━━━━
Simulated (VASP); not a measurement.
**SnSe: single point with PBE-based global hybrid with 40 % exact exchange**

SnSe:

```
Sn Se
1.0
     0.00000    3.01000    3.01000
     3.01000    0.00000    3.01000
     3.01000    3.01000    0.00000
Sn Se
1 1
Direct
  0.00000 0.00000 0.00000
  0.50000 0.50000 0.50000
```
━━━━

(BRIEF): Reproduce the listing above exactly.

(WORKED SOLUTION):
Simulated (VASP); not a measurement.
**SnSe: single point with PBE-based global hybrid with 40 % exact exchange**

SnSe:

```
Sn Se
1.0
     0.00000    3.01000    3.01000
     3.01000    0.00000    3.01000
     3.01000    3.01000    0.00000
Sn Se
1 1
Direct
  0.00000 0.00000 0.00000
  0.50000 0.50000 0.50000
```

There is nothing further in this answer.